··· Data for review ···

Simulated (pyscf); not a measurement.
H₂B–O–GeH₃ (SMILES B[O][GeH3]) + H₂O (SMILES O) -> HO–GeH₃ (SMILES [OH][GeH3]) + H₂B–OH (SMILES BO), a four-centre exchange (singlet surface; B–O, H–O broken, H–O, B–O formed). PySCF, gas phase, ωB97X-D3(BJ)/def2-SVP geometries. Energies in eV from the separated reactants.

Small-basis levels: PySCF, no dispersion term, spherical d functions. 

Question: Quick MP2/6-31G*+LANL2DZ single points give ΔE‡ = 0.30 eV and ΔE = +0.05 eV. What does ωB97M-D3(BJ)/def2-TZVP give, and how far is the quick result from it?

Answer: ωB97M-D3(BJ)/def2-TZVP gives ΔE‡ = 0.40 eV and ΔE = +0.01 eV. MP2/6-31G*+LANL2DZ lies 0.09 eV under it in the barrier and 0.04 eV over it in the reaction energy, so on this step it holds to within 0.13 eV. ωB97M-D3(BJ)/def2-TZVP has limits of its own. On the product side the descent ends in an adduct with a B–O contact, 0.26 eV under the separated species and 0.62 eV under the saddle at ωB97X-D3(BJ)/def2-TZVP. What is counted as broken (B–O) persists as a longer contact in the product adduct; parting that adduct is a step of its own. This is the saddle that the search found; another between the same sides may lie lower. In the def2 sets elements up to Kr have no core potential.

···

Brief — Set down the lines of the listing above verbatim, first line through the line containing "Question: Quick MP2/6-31G*+LANL2DZ", inclusive; add no other lines.

Worked solution —
Simulated (pyscf); not a measurement.
H₂B–O–GeH₃ (SMILES B[O][GeH3]) + H₂O (SMILES O) -> HO–GeH₃ (SMILES [OH][GeH3]) + H₂B–OH (SMILES BO), a four-centre exchange (singlet surface; B–O, H–O broken, H–O, B–O formed). PySCF, gas phase, ωB97X-D3(BJ)/def2-SVP geometries. Energies in eV from the separated reactants.

Small-basis levels: PySCF, no dispersion term, spherical d functions. 

Question: Quick MP2/6-31G*+LANL2DZ single points give ΔE‡ = 0.30 eV and ΔE = +0.05 eV. What does ωB97M-D3(BJ)/def2-TZVP give, and how far is the quick result from it?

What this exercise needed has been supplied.